- WORK INSTRUCTION: Only one stretch of the data below is wanted: the lines starting at the one with "The calculation used" and ending at the one with "Answer: X = Ta, Z", both included, given again exactly.

- MATERIAL SUPPLIED:
* * * * * * * * *
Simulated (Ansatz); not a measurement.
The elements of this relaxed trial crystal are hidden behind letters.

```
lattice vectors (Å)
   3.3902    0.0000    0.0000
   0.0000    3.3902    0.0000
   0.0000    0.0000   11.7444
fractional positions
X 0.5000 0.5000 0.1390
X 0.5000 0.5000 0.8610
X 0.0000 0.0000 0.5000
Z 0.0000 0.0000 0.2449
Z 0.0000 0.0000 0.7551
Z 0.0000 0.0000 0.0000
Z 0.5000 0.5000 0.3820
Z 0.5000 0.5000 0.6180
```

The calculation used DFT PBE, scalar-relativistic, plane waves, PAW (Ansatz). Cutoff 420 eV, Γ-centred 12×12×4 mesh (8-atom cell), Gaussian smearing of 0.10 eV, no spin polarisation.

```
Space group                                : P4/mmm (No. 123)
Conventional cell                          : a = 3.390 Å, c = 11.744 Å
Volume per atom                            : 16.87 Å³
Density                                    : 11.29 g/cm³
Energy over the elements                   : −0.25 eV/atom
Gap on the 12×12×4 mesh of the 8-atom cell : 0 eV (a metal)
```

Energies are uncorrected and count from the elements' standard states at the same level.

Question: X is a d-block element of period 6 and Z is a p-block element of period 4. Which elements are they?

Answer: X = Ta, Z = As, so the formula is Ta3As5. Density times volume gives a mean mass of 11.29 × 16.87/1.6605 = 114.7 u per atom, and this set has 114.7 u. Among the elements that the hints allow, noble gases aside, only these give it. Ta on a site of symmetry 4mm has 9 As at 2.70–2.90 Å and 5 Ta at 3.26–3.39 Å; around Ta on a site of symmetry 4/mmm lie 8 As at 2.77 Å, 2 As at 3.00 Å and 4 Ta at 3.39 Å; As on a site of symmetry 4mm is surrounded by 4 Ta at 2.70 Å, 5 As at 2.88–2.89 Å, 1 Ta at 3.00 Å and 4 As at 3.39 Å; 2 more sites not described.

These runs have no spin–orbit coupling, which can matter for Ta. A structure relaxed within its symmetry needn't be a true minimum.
* * * * * * * * *

- EXPECTED ANSWER:
The calculation used DFT PBE, scalar-relativistic, plane waves, PAW (Ansatz). Cutoff 420 eV, Γ-centred 12×12×4 mesh (8-atom cell), Gaussian smearing of 0.10 eV, no spin polarisation.

```
Space group                                : P4/mmm (No. 123)
Conventional cell                          : a = 3.390 Å, c = 11.744 Å
Volume per atom                            : 16.87 Å³
Density                                    : 11.29 g/cm³
Energy over the elements                   : −0.25 eV/atom
Gap on the 12×12×4 mesh of the 8-atom cell : 0 eV (a metal)
```

Energies are uncorrected and count from the elements' standard states at the same level.

Question: X is a d-block element of period 6 and Z is a p-block element of period 4. Which elements are they?

Answer: X = Ta, Z = As, so the formula is Ta3As5. Density times volume gives a mean mass of 11.29 × 16.87/1.6605 = 114.7 u per atom, and this set has 114.7 u. Among the elements that the hints allow, noble gases aside, only these give it. Ta on a site of symmetry 4mm has 9 As at 2.70–2.90 Å and 5 Ta at 3.26–3.39 Å; around Ta on a site of symmetry 4/mmm lie 8 As at 2.77 Å, 2 As at 3.00 Å and 4 Ta at 3.39 Å; As on a site of symmetry 4mm is surrounded by 4 Ta at 2.70 Å, 5 As at 2.88–2.89 Å, 1 Ta at 3.00 Å and 4 As at 3.39 Å; 2 more sites not described.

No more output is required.